-- Record set --
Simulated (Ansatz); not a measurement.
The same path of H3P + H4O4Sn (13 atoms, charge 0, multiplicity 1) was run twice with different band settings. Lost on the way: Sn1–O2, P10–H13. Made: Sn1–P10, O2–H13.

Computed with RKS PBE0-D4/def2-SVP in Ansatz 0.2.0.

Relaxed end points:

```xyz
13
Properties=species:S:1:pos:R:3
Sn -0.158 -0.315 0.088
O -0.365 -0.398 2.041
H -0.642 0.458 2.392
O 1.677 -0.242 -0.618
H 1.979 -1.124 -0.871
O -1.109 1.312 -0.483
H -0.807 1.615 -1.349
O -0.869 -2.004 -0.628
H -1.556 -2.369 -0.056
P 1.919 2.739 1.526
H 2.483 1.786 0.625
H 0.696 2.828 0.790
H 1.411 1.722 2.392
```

-- Assigned task --
Would you please reproduce the entries above word for word?

-- Response area --
Simulated (Ansatz); not a measurement.
The same path of H3P + H4O4Sn (13 atoms, charge 0, multiplicity 1) was run twice with different band settings. Lost on the way: Sn1–O2, P10–H13. Made: Sn1–P10, O2–H13.

Computed with RKS PBE0-D4/def2-SVP in Ansatz 0.2.0.

Relaxed end points:

```xyz
13
Properties=species:S:1:pos:R:3
Sn -0.158 -0.315 0.088
O -0.365 -0.398 2.041
H -0.642 0.458 2.392
O 1.677 -0.242 -0.618
H 1.979 -1.124 -0.871
O -1.109 1.312 -0.483
H -0.807 1.615 -1.349
O -0.869 -2.004 -0.628
H -1.556 -2.369 -0.056
P 1.919 2.739 1.526
H 2.483 1.786 0.625
H 0.696 2.828 0.790
H 1.411 1.722 2.392
```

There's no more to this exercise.